**BRIEF:**
Please repeat exactly the lines below from the one containing "10.13 | 9.02 |" down to the one containing "Measured: gap 7.20", both included, and nothing else.

*** Begin section ***

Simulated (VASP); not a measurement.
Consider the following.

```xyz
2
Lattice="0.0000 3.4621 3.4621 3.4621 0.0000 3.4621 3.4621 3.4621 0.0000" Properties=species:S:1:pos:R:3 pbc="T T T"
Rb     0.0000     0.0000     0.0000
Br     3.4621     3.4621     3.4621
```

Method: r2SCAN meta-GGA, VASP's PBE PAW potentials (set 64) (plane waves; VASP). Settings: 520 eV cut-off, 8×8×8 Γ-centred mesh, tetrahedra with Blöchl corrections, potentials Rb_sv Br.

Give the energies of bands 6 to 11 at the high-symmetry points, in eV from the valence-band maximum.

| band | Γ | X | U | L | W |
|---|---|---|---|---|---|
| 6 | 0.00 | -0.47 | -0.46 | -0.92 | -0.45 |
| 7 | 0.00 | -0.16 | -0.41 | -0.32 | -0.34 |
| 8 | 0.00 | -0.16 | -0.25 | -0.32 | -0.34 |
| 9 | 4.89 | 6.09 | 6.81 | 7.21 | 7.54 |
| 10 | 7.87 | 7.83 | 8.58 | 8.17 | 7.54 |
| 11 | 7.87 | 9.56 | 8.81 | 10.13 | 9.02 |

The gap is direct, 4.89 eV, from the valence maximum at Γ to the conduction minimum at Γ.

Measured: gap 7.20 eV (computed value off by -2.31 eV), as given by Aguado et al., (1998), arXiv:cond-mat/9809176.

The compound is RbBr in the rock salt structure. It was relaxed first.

*** End section ***

**WRITTEN SOLUTION:**
| 11 | 7.87 | 9.56 | 8.81 | 10.13 | 9.02 |

The gap is direct, 4.89 eV, from the valence maximum at Γ to the conduction minimum at Γ.

Measured: gap 7.20 eV (computed value off by -2.31 eV), as given by Aguado et al., (1998), arXiv:cond-mat/9809176.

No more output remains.